### WORK ITEM
Retype every line below precisely as it appears.

### PROVIDED MATERIAL
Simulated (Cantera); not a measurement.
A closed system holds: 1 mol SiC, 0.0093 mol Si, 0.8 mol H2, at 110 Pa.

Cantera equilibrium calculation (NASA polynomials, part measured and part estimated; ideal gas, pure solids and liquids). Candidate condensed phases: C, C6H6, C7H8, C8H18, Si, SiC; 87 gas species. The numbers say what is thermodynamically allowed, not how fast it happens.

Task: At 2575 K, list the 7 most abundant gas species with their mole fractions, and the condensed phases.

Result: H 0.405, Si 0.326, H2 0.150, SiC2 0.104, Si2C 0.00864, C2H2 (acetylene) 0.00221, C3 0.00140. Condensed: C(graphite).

### ANSWER AREA
Simulated (Cantera); not a measurement.
A closed system holds: 1 mol SiC, 0.0093 mol Si, 0.8 mol H2, at 110 Pa.

Cantera equilibrium calculation (NASA polynomials, part measured and part estimated; ideal gas, pure solids and liquids). Candidate condensed phases: C, C6H6, C7H8, C8H18, Si, SiC; 87 gas species. The numbers say what is thermodynamically allowed, not how fast it happens.

Task: At 2575 K, list the 7 most abundant gas species with their mole fractions, and the condensed phases.

Result: H 0.405, Si 0.326, H2 0.150, SiC2 0.104, Si2C 0.00864, C2H2 (acetylene) 0.00221, C3 0.00140. Condensed: C(graphite).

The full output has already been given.